Entries provided:

== == ==

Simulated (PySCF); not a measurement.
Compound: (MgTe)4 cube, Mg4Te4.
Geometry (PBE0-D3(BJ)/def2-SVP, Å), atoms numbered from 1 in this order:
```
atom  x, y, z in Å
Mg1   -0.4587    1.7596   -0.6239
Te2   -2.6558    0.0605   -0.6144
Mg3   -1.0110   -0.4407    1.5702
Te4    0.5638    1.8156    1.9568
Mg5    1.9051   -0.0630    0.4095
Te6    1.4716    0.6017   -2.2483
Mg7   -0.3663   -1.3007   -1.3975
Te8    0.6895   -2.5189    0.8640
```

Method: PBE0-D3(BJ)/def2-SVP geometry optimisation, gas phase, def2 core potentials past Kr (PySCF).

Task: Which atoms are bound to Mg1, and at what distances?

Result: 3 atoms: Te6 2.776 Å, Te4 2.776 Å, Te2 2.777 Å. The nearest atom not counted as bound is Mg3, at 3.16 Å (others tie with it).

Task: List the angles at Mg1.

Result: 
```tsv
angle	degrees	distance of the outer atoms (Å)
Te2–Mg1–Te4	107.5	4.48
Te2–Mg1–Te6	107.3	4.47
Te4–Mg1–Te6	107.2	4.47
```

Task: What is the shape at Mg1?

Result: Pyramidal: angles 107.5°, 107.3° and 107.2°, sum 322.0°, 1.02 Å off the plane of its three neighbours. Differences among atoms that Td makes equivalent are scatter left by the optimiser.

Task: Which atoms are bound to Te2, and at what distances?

== == ==

Work task: All of the records above are to be printed again exactly as they appear.

Response area:
Simulated (PySCF); not a measurement.
Compound: (MgTe)4 cube, Mg4Te4.
Geometry (PBE0-D3(BJ)/def2-SVP, Å), atoms numbered from 1 in this order:
```
atom  x, y, z in Å
Mg1   -0.4587    1.7596   -0.6239
Te2   -2.6558    0.0605   -0.6144
Mg3   -1.0110   -0.4407    1.5702
Te4    0.5638    1.8156    1.9568
Mg5    1.9051   -0.0630    0.4095
Te6    1.4716    0.6017   -2.2483
Mg7   -0.3663   -1.3007   -1.3975
Te8    0.6895   -2.5189    0.8640
```

Method: PBE0-D3(BJ)/def2-SVP geometry optimisation, gas phase, def2 core potentials past Kr (PySCF).

Task: Which atoms are bound to Mg1, and at what distances?

Result: 3 atoms: Te6 2.776 Å, Te4 2.776 Å, Te2 2.777 Å. The nearest atom not counted as bound is Mg3, at 3.16 Å (others tie with it).

Task: List the angles at Mg1.

Result: 
```tsv
angle	degrees	distance of the outer atoms (Å)
Te2–Mg1–Te4	107.5	4.48
Te2–Mg1–Te6	107.3	4.47
Te4–Mg1–Te6	107.2	4.47
```

Task: What is the shape at Mg1?

Result: Pyramidal: angles 107.5°, 107.3° and 107.2°, sum 322.0°, 1.02 Å off the plane of its three neighbours. Differences among atoms that Td makes equivalent are scatter left by the optimiser.

Task: Which atoms are bound to Te2, and at what distances?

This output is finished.